--- ACTION ITEM ---
An exact copy of the listing is what is needed here; write it out in full.

--- PROVIDED RECORDS ---
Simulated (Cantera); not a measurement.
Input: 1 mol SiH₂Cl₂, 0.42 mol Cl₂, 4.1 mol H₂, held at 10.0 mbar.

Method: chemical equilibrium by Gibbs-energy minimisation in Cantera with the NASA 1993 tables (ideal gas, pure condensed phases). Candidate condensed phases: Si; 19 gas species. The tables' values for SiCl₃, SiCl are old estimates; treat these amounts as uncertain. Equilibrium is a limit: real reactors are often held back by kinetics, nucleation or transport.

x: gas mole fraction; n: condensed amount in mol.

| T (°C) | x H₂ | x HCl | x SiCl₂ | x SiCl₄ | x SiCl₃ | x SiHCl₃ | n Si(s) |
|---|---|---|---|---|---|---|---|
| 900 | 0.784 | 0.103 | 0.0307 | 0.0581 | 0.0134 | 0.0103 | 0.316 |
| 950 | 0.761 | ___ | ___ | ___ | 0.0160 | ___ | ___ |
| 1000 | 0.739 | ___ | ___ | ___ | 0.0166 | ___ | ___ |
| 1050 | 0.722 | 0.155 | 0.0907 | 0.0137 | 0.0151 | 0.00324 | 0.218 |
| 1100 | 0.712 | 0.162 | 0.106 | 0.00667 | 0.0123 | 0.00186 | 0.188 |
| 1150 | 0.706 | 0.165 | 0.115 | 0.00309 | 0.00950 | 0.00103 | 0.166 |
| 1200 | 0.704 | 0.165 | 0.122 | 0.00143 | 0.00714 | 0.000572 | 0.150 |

--- RESPONSE BOX ---
Simulated (Cantera); not a measurement.
Input: 1 mol SiH₂Cl₂, 0.42 mol Cl₂, 4.1 mol H₂, held at 10.0 mbar.

Method: chemical equilibrium by Gibbs-energy minimisation in Cantera with the NASA 1993 tables (ideal gas, pure condensed phases). Candidate condensed phases: Si; 19 gas species. The tables' values for SiCl₃, SiCl are old estimates; treat these amounts as uncertain. Equilibrium is a limit: real reactors are often held back by kinetics, nucleation or transport.

x: gas mole fraction; n: condensed amount in mol.

| T (°C) | x H₂ | x HCl | x SiCl₂ | x SiCl₄ | x SiCl₃ | x SiHCl₃ | n Si(s) |
|---|---|---|---|---|---|---|---|
| 900 | 0.784 | 0.103 | 0.0307 | 0.0581 | 0.0134 | 0.0103 | 0.316 |
| 950 | 0.761 | ___ | ___ | ___ | 0.0160 | ___ | ___ |
| 1000 | 0.739 | ___ | ___ | ___ | 0.0166 | ___ | ___ |
| 1050 | 0.722 | 0.155 | 0.0907 | 0.0137 | 0.0151 | 0.00324 | 0.218 |
| 1100 | 0.712 | 0.162 | 0.106 | 0.00667 | 0.0123 | 0.00186 | 0.188 |
| 1150 | 0.706 | 0.165 | 0.115 | 0.00309 | 0.00950 | 0.00103 | 0.166 |
| 1200 | 0.704 | 0.165 | 0.122 | 0.00143 | 0.00714 | 0.000572 | 0.150 |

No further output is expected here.